Activity:
Each line of the entries, from the first to the line containing "waves, PAW |", is to be transcribed exactly as it stands; include no other lines.

Extracted records:
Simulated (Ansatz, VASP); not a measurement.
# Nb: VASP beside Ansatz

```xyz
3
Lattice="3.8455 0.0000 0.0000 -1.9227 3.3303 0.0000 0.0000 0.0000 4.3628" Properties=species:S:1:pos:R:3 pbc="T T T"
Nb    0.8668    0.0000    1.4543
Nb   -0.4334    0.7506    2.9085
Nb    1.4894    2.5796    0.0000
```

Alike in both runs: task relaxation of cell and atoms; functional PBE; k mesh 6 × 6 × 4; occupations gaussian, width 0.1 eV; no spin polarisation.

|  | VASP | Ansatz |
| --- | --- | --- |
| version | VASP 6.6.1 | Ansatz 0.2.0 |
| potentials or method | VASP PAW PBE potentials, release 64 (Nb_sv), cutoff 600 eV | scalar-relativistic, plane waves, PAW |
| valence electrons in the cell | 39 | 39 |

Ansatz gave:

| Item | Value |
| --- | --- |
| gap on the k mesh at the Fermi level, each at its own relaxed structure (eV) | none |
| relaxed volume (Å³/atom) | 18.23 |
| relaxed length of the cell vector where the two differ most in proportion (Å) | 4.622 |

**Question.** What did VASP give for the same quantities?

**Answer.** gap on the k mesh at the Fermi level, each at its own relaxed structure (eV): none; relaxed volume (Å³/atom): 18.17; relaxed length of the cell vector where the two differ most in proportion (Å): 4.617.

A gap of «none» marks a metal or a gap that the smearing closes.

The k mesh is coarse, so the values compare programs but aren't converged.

Written response:
Simulated (Ansatz, VASP); not a measurement.
# Nb: VASP beside Ansatz

```xyz
3
Lattice="3.8455 0.0000 0.0000 -1.9227 3.3303 0.0000 0.0000 0.0000 4.3628" Properties=species:S:1:pos:R:3 pbc="T T T"
Nb    0.8668    0.0000    1.4543
Nb   -0.4334    0.7506    2.9085
Nb    1.4894    2.5796    0.0000
```

Alike in both runs: task relaxation of cell and atoms; functional PBE; k mesh 6 × 6 × 4; occupations gaussian, width 0.1 eV; no spin polarisation.

|  | VASP | Ansatz |
| --- | --- | --- |
| version | VASP 6.6.1 | Ansatz 0.2.0 |
| potentials or method | VASP PAW PBE potentials, release 64 (Nb_sv), cutoff 600 eV | scalar-relativistic, plane waves, PAW |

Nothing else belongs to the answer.